WORK ORDER. The lines from the start of the data up to and including the one with "Problem. What did" should be returned exactly, and nothing else.

SUPPLIED INFORMATION.
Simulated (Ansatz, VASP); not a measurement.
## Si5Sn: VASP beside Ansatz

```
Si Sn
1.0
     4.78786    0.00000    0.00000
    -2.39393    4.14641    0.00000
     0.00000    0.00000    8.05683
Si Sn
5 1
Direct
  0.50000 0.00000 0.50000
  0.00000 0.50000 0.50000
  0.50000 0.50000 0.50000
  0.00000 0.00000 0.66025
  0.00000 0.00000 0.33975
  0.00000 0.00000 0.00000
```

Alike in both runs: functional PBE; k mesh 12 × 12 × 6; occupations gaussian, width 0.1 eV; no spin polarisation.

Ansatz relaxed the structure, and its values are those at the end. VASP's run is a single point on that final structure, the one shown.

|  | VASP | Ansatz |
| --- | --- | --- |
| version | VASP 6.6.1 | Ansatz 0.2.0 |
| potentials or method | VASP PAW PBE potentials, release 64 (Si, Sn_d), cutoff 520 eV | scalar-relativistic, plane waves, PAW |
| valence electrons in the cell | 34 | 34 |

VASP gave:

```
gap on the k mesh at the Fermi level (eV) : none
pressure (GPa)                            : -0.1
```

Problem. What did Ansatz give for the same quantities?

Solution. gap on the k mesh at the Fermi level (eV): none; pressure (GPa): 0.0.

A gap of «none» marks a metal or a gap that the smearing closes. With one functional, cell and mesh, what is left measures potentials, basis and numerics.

ANSWER AREA.
Simulated (Ansatz, VASP); not a measurement.
## Si5Sn: VASP beside Ansatz

```
Si Sn
1.0
     4.78786    0.00000    0.00000
    -2.39393    4.14641    0.00000
     0.00000    0.00000    8.05683
Si Sn
5 1
Direct
  0.50000 0.00000 0.50000
  0.00000 0.50000 0.50000
  0.50000 0.50000 0.50000
  0.00000 0.00000 0.66025
  0.00000 0.00000 0.33975
  0.00000 0.00000 0.00000
```

Alike in both runs: functional PBE; k mesh 12 × 12 × 6; occupations gaussian, width 0.1 eV; no spin polarisation.

Ansatz relaxed the structure, and its values are those at the end. VASP's run is a single point on that final structure, the one shown.

|  | VASP | Ansatz |
| --- | --- | --- |
| version | VASP 6.6.1 | Ansatz 0.2.0 |
| potentials or method | VASP PAW PBE potentials, release 64 (Si, Sn_d), cutoff 520 eV | scalar-relativistic, plane waves, PAW |
| valence electrons in the cell | 34 | 34 |

VASP gave:

```
gap on the k mesh at the Fermi level (eV) : none
pressure (GPa)                            : -0.1
```

Problem. What did Ansatz give for the same quantities?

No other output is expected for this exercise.